---- Data

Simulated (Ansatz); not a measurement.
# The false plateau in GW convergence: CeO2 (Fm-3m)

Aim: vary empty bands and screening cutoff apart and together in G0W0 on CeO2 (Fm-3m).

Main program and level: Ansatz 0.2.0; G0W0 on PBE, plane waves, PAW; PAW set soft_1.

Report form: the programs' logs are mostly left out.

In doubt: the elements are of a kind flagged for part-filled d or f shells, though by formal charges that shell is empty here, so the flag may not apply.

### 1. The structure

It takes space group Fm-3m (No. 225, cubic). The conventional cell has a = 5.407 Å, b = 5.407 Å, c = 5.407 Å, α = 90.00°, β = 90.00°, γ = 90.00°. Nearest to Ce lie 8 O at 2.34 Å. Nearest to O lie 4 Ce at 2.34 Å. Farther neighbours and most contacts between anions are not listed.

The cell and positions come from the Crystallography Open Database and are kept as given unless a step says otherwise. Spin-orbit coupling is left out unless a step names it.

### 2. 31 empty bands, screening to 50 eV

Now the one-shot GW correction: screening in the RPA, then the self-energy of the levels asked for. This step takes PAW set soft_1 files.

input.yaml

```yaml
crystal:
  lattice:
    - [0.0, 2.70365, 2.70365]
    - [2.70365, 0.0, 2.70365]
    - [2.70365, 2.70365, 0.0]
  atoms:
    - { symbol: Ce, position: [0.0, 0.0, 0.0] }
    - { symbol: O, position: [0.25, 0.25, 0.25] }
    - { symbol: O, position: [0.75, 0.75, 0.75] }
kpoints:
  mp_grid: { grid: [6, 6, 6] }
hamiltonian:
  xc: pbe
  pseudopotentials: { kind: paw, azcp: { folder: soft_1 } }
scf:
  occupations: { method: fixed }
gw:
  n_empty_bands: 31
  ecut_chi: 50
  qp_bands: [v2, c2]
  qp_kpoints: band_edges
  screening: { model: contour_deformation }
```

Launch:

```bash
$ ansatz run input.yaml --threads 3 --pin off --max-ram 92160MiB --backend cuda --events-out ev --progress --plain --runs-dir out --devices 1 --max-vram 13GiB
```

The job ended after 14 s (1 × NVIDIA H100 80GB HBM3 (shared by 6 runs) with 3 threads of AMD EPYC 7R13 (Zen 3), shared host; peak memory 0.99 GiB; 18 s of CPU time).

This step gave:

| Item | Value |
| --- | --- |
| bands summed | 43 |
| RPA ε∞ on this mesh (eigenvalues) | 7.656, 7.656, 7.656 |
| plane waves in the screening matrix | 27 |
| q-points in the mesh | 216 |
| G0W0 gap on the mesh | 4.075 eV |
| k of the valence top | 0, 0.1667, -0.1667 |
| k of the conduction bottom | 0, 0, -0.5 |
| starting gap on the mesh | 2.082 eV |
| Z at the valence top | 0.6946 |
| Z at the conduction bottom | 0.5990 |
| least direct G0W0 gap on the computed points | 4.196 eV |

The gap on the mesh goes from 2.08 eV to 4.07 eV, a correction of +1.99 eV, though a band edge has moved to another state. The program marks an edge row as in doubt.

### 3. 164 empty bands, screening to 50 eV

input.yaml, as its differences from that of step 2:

--------

● **Assigned task**
Only the lines above from the line containing "0.1667, -0.1667 |" through the line containing "### 3. 164 empty bands, screening to 50 eV" should be retyped, exactly and with both ends included.

● **Task solution**
| k of the valence top | 0, 0.1667, -0.1667 |
| k of the conduction bottom | 0, 0, -0.5 |
| starting gap on the mesh | 2.082 eV |
| Z at the valence top | 0.6946 |
| Z at the conduction bottom | 0.5990 |
| least direct G0W0 gap on the computed points | 4.196 eV |

The gap on the mesh goes from 2.08 eV to 4.07 eV, a correction of +1.99 eV, though a band edge has moved to another state. The program marks an edge row as in doubt.

### 3. 164 empty bands, screening to 50 eV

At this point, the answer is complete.